- WORK INSTRUCTION -
Write out every single entry exactly.

━━ DATASET

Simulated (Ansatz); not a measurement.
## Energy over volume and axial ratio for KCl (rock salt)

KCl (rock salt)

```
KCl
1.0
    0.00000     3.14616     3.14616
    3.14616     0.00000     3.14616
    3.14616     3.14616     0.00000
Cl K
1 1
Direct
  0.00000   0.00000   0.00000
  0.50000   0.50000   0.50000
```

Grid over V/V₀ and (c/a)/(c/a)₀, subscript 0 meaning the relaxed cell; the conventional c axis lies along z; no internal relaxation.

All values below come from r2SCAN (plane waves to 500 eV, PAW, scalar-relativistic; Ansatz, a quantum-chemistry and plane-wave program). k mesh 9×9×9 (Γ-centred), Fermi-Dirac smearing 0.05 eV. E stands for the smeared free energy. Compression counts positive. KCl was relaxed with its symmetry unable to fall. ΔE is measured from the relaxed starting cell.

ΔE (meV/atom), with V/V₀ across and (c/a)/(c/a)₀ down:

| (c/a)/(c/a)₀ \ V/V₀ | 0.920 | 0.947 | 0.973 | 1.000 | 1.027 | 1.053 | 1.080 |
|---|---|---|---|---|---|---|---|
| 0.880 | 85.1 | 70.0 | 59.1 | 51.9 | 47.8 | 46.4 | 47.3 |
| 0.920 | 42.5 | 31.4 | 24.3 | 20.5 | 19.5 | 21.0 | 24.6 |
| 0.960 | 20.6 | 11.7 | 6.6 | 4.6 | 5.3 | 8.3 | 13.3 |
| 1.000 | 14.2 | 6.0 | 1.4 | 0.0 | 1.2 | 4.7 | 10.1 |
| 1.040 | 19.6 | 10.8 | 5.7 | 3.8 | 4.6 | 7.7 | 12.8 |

━━━━

- ANSWER SPACE -
Simulated (Ansatz); not a measurement.
## Energy over volume and axial ratio for KCl (rock salt)

KCl (rock salt)

```
KCl
1.0
    0.00000     3.14616     3.14616
    3.14616     0.00000     3.14616
    3.14616     3.14616     0.00000
Cl K
1 1
Direct
  0.00000   0.00000   0.00000
  0.50000   0.50000   0.50000
```

Grid over V/V₀ and (c/a)/(c/a)₀, subscript 0 meaning the relaxed cell; the conventional c axis lies along z; no internal relaxation.

All values below come from r2SCAN (plane waves to 500 eV, PAW, scalar-relativistic; Ansatz, a quantum-chemistry and plane-wave program). k mesh 9×9×9 (Γ-centred), Fermi-Dirac smearing 0.05 eV. E stands for the smeared free energy. Compression counts positive. KCl was relaxed with its symmetry unable to fall. ΔE is measured from the relaxed starting cell.

ΔE (meV/atom), with V/V₀ across and (c/a)/(c/a)₀ down:

| (c/a)/(c/a)₀ \ V/V₀ | 0.920 | 0.947 | 0.973 | 1.000 | 1.027 | 1.053 | 1.080 |
|---|---|---|---|---|---|---|---|
| 0.880 | 85.1 | 70.0 | 59.1 | 51.9 | 47.8 | 46.4 | 47.3 |
| 0.920 | 42.5 | 31.4 | 24.3 | 20.5 | 19.5 | 21.0 | 24.6 |
| 0.960 | 20.6 | 11.7 | 6.6 | 4.6 | 5.3 | 8.3 | 13.3 |
| 1.000 | 14.2 | 6.0 | 1.4 | 0.0 | 1.2 | 4.7 | 10.1 |
| 1.040 | 19.6 | 10.8 | 5.7 | 3.8 | 4.6 | 7.7 | 12.8 |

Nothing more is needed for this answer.